(Data extract Opens)
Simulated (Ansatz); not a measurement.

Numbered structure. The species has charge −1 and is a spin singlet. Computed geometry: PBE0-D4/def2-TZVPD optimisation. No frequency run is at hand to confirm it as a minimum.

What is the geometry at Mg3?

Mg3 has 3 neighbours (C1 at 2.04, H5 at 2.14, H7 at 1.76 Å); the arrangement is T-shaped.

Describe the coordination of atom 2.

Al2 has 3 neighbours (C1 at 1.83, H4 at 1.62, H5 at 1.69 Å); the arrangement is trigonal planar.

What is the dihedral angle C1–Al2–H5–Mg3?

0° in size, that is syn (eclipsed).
(Data extract Closes)

## Work task:
Nothing but the lines from the start of the data above through the line with "What is the dihedral angle C1–Al2–H5–Mg3?" should appear in your answer, copied exactly.

## Task output:
Simulated (Ansatz); not a measurement.

Numbered structure. The species has charge −1 and is a spin singlet. Computed geometry: PBE0-D4/def2-TZVPD optimisation. No frequency run is at hand to confirm it as a minimum.

What is the geometry at Mg3?

Mg3 has 3 neighbours (C1 at 2.04, H5 at 2.14, H7 at 1.76 Å); the arrangement is T-shaped.

Describe the coordination of atom 2.

Al2 has 3 neighbours (C1 at 1.83, H4 at 1.62, H5 at 1.69 Å); the arrangement is trigonal planar.

What is the dihedral angle C1–Al2–H5–Mg3?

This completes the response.